**Task item:**
From the first line through the line containing "Ball-and-stick representation of", transcribe the records exactly and include no other lines.

**Record set:**
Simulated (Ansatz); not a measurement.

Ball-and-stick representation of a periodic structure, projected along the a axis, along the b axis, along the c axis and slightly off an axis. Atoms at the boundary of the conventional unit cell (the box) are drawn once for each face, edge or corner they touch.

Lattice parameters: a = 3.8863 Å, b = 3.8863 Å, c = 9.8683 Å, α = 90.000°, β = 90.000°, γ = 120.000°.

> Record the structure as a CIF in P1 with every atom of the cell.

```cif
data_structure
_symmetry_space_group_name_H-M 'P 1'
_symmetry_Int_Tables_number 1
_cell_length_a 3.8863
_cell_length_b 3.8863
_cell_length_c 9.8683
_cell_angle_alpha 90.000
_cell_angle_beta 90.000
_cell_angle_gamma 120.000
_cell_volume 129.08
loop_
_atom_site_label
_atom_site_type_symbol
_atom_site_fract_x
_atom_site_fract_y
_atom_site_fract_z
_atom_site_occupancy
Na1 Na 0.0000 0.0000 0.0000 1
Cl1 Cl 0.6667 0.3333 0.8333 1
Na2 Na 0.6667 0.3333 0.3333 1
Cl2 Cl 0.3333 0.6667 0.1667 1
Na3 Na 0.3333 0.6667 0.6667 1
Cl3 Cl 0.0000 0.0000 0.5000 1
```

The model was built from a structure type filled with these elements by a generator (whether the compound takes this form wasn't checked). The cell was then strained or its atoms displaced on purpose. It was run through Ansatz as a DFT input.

**Response box:**
Simulated (Ansatz); not a measurement.

Ball-and-stick representation of a periodic structure, projected along the a axis, along the b axis, along the c axis and slightly off an axis. Atoms at the boundary of the conventional unit cell (the box) are drawn once for each face, edge or corner they touch.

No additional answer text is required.